=== Data section ===
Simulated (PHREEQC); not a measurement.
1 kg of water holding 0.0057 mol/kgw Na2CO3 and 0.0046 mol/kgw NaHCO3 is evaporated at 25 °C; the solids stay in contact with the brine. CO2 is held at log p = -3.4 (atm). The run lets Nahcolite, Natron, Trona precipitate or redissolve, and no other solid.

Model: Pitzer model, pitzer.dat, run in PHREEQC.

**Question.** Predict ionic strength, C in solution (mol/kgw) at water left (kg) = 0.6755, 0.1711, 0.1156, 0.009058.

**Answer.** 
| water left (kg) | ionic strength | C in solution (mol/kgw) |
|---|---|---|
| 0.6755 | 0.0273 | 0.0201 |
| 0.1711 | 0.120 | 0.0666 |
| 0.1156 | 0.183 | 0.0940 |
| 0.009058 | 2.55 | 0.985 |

=== Action item ===
Reproduce exactly the stretch of the material above that starts at the line with "1 kg of water" and ends at the line with "0.183 | 0.0940 |", both included, and nothing else.

=== Answer section ===
1 kg of water holding 0.0057 mol/kgw Na2CO3 and 0.0046 mol/kgw NaHCO3 is evaporated at 25 °C; the solids stay in contact with the brine. CO2 is held at log p = -3.4 (atm). The run lets Nahcolite, Natron, Trona precipitate or redissolve, and no other solid.

Model: Pitzer model, pitzer.dat, run in PHREEQC.

**Question.** Predict ionic strength, C in solution (mol/kgw) at water left (kg) = 0.6755, 0.1711, 0.1156, 0.009058.

**Answer.** 
| water left (kg) | ionic strength | C in solution (mol/kgw) |
|---|---|---|
| 0.6755 | 0.0273 | 0.0201 |
| 0.1711 | 0.120 | 0.0666 |
| 0.1156 | 0.183 | 0.0940 |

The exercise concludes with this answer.